#### ACTION ITEM
In the listing beneath this line, copy exactly the lines starting with the one containing "Question: Complete the blanks." and going on through the one containing "- 3.913, dispersivity".

▬▬▬
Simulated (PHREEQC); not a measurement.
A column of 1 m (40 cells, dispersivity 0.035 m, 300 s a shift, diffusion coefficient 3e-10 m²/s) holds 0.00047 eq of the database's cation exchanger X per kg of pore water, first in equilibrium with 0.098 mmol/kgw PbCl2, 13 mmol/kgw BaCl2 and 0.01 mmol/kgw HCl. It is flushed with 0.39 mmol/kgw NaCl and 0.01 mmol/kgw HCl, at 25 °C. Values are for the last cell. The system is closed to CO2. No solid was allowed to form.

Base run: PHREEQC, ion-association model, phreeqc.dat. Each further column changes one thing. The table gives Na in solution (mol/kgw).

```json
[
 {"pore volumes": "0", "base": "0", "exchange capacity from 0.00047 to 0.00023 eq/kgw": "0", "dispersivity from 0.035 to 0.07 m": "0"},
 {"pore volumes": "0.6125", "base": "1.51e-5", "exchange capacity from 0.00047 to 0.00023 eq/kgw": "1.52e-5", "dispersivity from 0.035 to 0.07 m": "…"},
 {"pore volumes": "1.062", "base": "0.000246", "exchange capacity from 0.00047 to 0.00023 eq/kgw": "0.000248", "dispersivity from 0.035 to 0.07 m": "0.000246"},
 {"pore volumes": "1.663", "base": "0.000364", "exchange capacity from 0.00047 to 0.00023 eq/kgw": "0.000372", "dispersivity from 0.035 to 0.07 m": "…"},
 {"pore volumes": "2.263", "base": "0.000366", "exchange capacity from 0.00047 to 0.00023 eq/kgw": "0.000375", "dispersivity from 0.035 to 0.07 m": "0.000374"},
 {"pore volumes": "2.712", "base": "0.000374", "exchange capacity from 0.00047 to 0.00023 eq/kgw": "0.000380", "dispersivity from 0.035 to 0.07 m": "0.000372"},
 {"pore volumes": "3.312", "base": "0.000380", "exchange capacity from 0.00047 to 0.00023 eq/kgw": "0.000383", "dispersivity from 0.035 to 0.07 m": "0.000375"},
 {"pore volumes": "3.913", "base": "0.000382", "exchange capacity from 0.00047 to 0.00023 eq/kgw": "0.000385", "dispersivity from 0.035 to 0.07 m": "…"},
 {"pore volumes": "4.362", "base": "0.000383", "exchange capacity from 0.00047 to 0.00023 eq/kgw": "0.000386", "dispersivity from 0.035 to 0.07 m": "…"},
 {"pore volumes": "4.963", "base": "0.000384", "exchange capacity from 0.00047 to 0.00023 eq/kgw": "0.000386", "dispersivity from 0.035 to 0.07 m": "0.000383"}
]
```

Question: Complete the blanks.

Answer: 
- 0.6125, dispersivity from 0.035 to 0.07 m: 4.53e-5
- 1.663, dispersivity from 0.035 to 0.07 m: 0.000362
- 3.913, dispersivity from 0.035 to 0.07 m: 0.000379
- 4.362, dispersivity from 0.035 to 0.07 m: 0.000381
▬▬▬

#### TASK SOLUTION
Question: Complete the blanks.

Answer: 
- 0.6125, dispersivity from 0.035 to 0.07 m: 4.53e-5
- 1.663, dispersivity from 0.035 to 0.07 m: 0.000362
- 3.913, dispersivity from 0.035 to 0.07 m: 0.000379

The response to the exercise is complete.